:: Given entries ::

******

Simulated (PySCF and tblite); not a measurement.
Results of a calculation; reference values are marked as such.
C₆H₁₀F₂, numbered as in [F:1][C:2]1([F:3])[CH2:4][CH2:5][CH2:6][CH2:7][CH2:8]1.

******

:: Activity ::
Reproduce the listing exactly, leaving nothing out.

:: Written answer ::
Simulated (PySCF and tblite); not a measurement.
Results of a calculation; reference values are marked as such.
C₆H₁₀F₂, numbered as in [F:1][C:2]1([F:3])[CH2:4][CH2:5][CH2:6][CH2:7][CH2:8]1.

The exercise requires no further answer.